▶ _RECORD EXTRACTS_
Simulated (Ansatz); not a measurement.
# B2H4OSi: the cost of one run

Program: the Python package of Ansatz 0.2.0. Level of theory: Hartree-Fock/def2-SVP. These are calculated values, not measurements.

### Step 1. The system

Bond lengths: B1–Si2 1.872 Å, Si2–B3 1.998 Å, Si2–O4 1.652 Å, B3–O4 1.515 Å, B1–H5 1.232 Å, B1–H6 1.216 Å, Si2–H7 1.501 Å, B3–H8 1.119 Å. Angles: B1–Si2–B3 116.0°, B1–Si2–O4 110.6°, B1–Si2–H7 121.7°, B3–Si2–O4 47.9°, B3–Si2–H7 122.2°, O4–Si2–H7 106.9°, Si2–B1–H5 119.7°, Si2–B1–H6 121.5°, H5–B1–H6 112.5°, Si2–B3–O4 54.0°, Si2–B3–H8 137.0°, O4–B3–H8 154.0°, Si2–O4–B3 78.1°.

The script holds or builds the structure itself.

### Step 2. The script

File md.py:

▶ _TASK ITEM_
Everything from the first line of the records through the line holding "### Step 1. The system" is to be transcribed exactly; leave out all other lines.

▶ _RESPONSE BOX_
Simulated (Ansatz); not a measurement.
# B2H4OSi: the cost of one run

Program: the Python package of Ansatz 0.2.0. Level of theory: Hartree-Fock/def2-SVP. These are calculated values, not measurements.

### Step 1. The system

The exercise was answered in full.